- _Assignment_
Since only part of the material below is wanted, output exactly the lines from the one with "Path: Γ–X–U |" up to and including the one with "Result: A metal: bands cross the Fermi level.".

- _Records provided_
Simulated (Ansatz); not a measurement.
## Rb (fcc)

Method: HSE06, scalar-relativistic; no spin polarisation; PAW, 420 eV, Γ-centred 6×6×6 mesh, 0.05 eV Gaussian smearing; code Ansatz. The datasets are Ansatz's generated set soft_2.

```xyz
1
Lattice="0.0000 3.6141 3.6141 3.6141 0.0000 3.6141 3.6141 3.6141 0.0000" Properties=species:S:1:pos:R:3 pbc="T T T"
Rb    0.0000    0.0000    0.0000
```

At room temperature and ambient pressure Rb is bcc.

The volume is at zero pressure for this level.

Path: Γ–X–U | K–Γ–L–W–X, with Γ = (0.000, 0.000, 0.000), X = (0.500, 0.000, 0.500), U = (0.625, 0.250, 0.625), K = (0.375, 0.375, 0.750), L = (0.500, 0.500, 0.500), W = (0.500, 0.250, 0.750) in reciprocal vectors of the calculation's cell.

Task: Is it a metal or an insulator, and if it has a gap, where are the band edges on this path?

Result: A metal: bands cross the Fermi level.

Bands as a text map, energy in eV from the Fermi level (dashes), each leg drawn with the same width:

- _Answer space_
Path: Γ–X–U | K–Γ–L–W–X, with Γ = (0.000, 0.000, 0.000), X = (0.500, 0.000, 0.500), U = (0.625, 0.250, 0.625), K = (0.375, 0.375, 0.750), L = (0.500, 0.500, 0.500), W = (0.500, 0.250, 0.750) in reciprocal vectors of the calculation's cell.

Task: Is it a metal or an insulator, and if it has a gap, where are the band edges on this path?

Result: A metal: bands cross the Fermi level.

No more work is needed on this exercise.